• **ACTIVITY**
Set down all of the records exactly.

• **LISTED RECORDS**
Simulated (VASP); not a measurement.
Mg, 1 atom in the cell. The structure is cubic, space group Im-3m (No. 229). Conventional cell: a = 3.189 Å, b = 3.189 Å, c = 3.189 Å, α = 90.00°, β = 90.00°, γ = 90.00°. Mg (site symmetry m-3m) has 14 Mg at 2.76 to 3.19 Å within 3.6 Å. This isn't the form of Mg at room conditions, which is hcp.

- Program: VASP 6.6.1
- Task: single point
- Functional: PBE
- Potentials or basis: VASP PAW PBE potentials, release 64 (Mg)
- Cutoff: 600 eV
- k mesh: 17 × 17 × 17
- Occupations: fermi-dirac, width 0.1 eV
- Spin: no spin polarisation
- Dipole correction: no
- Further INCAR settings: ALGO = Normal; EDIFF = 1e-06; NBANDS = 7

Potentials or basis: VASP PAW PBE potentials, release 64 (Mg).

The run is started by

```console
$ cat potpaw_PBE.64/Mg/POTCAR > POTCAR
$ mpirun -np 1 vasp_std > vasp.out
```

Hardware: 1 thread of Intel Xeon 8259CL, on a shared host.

• **EXERCISE ANSWER**
Simulated (VASP); not a measurement.
Mg, 1 atom in the cell. The structure is cubic, space group Im-3m (No. 229). Conventional cell: a = 3.189 Å, b = 3.189 Å, c = 3.189 Å, α = 90.00°, β = 90.00°, γ = 90.00°. Mg (site symmetry m-3m) has 14 Mg at 2.76 to 3.19 Å within 3.6 Å. This isn't the form of Mg at room conditions, which is hcp.

- Program: VASP 6.6.1
- Task: single point
- Functional: PBE
- Potentials or basis: VASP PAW PBE potentials, release 64 (Mg)
- Cutoff: 600 eV
- k mesh: 17 × 17 × 17
- Occupations: fermi-dirac, width 0.1 eV
- Spin: no spin polarisation
- Dipole correction: no
- Further INCAR settings: ALGO = Normal; EDIFF = 1e-06; NBANDS = 7

Potentials or basis: VASP PAW PBE potentials, release 64 (Mg).

The run is started by

```console
$ cat potpaw_PBE.64/Mg/POTCAR > POTCAR
$ mpirun -np 1 vasp_std > vasp.out
```

Hardware: 1 thread of Intel Xeon 8259CL, on a shared host.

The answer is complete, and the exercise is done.